» Action item:
Print exactly those lines that run from the beginning of the data to the line bearing "n_i = 1.503713e+19 1/cm^3", inclusive.

___ Provided material ___
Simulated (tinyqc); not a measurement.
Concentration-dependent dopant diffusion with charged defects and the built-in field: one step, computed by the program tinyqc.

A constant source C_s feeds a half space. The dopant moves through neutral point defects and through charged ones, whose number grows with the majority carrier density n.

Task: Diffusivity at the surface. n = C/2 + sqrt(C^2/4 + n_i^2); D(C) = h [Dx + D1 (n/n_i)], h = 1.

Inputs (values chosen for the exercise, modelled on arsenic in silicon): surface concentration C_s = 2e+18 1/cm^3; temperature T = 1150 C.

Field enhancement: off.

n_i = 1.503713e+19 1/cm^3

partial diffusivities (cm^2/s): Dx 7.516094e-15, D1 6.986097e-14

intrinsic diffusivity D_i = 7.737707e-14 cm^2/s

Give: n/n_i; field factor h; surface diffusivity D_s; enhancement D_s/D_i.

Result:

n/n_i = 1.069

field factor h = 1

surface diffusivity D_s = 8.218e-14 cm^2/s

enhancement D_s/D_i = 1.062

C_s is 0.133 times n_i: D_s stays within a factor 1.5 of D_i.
___

» Response:
Simulated (tinyqc); not a measurement.
Concentration-dependent dopant diffusion with charged defects and the built-in field: one step, computed by the program tinyqc.

A constant source C_s feeds a half space. The dopant moves through neutral point defects and through charged ones, whose number grows with the majority carrier density n.

Task: Diffusivity at the surface. n = C/2 + sqrt(C^2/4 + n_i^2); D(C) = h [Dx + D1 (n/n_i)], h = 1.

Inputs (values chosen for the exercise, modelled on arsenic in silicon): surface concentration C_s = 2e+18 1/cm^3; temperature T = 1150 C.

Field enhancement: off.

n_i = 1.503713e+19 1/cm^3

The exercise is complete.